§ Supplied entries:
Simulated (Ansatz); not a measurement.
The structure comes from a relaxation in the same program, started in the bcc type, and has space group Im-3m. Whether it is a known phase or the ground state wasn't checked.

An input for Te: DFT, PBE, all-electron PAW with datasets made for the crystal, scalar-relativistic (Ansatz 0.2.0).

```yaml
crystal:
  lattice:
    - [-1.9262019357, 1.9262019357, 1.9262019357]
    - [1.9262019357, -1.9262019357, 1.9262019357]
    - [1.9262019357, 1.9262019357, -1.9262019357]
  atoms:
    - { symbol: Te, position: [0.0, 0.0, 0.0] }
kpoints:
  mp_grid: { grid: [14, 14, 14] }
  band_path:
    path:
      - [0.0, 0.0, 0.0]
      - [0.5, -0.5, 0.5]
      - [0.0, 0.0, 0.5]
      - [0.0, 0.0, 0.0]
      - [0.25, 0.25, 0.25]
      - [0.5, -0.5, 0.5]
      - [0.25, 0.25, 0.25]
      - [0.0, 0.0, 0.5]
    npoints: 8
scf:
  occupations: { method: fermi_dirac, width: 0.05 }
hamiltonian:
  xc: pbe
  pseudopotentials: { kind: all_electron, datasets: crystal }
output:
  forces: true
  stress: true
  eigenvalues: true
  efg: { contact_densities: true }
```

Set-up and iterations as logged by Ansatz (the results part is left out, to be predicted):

§ Task item: In the answer, the lines from the first line of the data above through the line containing "The structure comes" must appear exactly as written, with nothing else.

§ Task result:
Simulated (Ansatz); not a measurement.
The structure comes from a relaxation in the same program, started in the bcc type, and has space group Im-3m. Whether it is a known phase or the ground state wasn't checked.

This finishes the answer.